*** Opening DATA SUPPLIED ***

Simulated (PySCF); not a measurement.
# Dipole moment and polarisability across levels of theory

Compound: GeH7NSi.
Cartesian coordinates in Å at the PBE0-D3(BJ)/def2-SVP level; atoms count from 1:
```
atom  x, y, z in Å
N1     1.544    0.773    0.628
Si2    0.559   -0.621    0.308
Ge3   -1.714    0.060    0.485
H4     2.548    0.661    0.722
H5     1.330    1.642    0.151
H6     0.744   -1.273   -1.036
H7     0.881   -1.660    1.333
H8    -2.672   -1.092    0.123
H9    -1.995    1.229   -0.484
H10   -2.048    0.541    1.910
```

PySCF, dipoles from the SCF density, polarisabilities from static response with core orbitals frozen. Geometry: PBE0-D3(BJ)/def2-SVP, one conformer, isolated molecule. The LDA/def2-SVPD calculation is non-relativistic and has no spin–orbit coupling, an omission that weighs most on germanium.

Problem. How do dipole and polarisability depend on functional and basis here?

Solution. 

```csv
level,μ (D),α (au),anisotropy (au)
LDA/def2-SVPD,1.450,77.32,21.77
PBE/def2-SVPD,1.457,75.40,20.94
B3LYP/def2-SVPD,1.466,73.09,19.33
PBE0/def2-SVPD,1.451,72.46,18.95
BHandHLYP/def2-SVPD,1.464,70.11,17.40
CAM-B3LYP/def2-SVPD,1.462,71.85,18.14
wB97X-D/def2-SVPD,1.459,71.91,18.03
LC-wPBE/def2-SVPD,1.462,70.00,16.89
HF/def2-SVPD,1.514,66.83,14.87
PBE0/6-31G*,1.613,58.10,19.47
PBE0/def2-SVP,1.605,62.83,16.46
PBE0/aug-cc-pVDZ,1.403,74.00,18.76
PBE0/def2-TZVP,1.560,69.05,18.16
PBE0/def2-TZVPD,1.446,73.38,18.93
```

*** Closing DATA SUPPLIED ***

* _ASSIGNMENT_:
All lines from the opening of the records through the line where "Problem. How do" occurs are to be output verbatim. No other line belongs in the answer.

* _WRITTEN SOLUTION_:
Simulated (PySCF); not a measurement.
# Dipole moment and polarisability across levels of theory

Compound: GeH7NSi.
Cartesian coordinates in Å at the PBE0-D3(BJ)/def2-SVP level; atoms count from 1:
```
atom  x, y, z in Å
N1     1.544    0.773    0.628
Si2    0.559   -0.621    0.308
Ge3   -1.714    0.060    0.485
H4     2.548    0.661    0.722
H5     1.330    1.642    0.151
H6     0.744   -1.273   -1.036
H7     0.881   -1.660    1.333
H8    -2.672   -1.092    0.123
H9    -1.995    1.229   -0.484
H10   -2.048    0.541    1.910
```

PySCF, dipoles from the SCF density, polarisabilities from static response with core orbitals frozen. Geometry: PBE0-D3(BJ)/def2-SVP, one conformer, isolated molecule. The LDA/def2-SVPD calculation is non-relativistic and has no spin–orbit coupling, an omission that weighs most on germanium.

Problem. How do dipole and polarisability depend on functional and basis here?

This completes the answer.